# # # #

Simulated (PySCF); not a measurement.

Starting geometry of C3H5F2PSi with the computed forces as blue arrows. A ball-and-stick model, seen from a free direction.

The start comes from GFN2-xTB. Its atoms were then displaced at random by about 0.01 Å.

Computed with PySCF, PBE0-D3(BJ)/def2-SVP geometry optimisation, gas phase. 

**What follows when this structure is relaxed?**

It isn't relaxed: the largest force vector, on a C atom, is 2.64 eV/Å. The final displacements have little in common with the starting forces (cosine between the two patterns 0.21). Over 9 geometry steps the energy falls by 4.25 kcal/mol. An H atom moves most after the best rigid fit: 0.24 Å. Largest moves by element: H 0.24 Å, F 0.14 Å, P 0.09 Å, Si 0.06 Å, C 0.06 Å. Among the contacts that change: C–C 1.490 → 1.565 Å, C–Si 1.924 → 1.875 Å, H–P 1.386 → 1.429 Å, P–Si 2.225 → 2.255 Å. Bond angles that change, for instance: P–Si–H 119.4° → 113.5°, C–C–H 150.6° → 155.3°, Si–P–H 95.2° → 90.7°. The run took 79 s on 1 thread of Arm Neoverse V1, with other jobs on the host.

# # # #

Assignment. Go through the entries above and restate each one exactly.

Exercise response.
Simulated (PySCF); not a measurement.

Starting geometry of C3H5F2PSi with the computed forces as blue arrows. A ball-and-stick model, seen from a free direction.

The start comes from GFN2-xTB. Its atoms were then displaced at random by about 0.01 Å.

Computed with PySCF, PBE0-D3(BJ)/def2-SVP geometry optimisation, gas phase. 

**What follows when this structure is relaxed?**

It isn't relaxed: the largest force vector, on a C atom, is 2.64 eV/Å. The final displacements have little in common with the starting forces (cosine between the two patterns 0.21). Over 9 geometry steps the energy falls by 4.25 kcal/mol. An H atom moves most after the best rigid fit: 0.24 Å. Largest moves by element: H 0.24 Å, F 0.14 Å, P 0.09 Å, Si 0.06 Å, C 0.06 Å. Among the contacts that change: C–C 1.490 → 1.565 Å, C–Si 1.924 → 1.875 Å, H–P 1.386 → 1.429 Å, P–Si 2.225 → 2.255 Å. Bond angles that change, for instance: P–Si–H 119.4° → 113.5°, C–C–H 150.6° → 155.3°, Si–P–H 95.2° → 90.7°. The run took 79 s on 1 thread of Arm Neoverse V1, with other jobs on the host.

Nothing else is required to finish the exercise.